How do the lines below between the ones holding "atomization energy |" and "RHF | -2.20 eV |", inclusive, read? Give them again exactly, with no other lines.

>>>

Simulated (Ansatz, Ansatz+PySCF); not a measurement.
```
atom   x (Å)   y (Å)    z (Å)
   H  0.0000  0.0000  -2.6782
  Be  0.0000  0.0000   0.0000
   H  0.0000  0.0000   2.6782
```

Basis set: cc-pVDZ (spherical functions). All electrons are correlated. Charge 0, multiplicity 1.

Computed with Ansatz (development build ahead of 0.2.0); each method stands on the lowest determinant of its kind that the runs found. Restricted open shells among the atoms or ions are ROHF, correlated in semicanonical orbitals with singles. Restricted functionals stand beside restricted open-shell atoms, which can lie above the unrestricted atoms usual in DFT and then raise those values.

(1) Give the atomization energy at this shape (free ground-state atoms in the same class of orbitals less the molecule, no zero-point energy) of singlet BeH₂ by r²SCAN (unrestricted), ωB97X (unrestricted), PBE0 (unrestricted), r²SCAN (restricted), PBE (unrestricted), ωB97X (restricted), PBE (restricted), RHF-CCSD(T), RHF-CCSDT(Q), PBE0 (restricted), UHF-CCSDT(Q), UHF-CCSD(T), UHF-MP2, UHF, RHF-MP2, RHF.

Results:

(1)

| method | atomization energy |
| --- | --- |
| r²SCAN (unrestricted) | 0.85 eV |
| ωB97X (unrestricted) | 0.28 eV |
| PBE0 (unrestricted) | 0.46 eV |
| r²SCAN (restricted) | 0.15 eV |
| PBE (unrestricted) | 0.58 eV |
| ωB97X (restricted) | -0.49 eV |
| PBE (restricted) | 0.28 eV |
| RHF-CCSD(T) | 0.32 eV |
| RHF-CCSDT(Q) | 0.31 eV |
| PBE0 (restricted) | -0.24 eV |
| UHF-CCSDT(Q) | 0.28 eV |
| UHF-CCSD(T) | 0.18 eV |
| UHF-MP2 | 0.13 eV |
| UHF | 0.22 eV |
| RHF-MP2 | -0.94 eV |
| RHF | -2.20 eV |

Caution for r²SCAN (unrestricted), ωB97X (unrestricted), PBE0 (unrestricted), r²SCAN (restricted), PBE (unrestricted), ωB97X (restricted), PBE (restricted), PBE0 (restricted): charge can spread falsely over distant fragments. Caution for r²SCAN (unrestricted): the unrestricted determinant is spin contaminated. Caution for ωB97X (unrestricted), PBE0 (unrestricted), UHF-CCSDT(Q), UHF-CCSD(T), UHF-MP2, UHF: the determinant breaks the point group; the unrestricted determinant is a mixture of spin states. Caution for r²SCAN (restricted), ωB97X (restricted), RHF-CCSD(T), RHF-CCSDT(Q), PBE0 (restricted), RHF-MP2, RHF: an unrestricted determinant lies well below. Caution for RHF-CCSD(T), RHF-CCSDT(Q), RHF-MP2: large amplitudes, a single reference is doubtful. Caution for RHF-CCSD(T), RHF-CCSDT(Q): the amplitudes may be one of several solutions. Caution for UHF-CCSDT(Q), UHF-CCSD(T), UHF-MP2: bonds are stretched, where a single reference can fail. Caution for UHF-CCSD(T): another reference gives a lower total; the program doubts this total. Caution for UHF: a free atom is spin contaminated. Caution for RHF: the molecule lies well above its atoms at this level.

<<<

- Expected answer
| method | atomization energy |
| --- | --- |
| r²SCAN (unrestricted) | 0.85 eV |
| ωB97X (unrestricted) | 0.28 eV |
| PBE0 (unrestricted) | 0.46 eV |
| r²SCAN (restricted) | 0.15 eV |
| PBE (unrestricted) | 0.58 eV |
| ωB97X (restricted) | -0.49 eV |
| PBE (restricted) | 0.28 eV |
| RHF-CCSD(T) | 0.32 eV |
| RHF-CCSDT(Q) | 0.31 eV |
| PBE0 (restricted) | -0.24 eV |
| UHF-CCSDT(Q) | 0.28 eV |
| UHF-CCSD(T) | 0.18 eV |
| UHF-MP2 | 0.13 eV |
| UHF | 0.22 eV |
| RHF-MP2 | -0.94 eV |
| RHF | -2.20 eV |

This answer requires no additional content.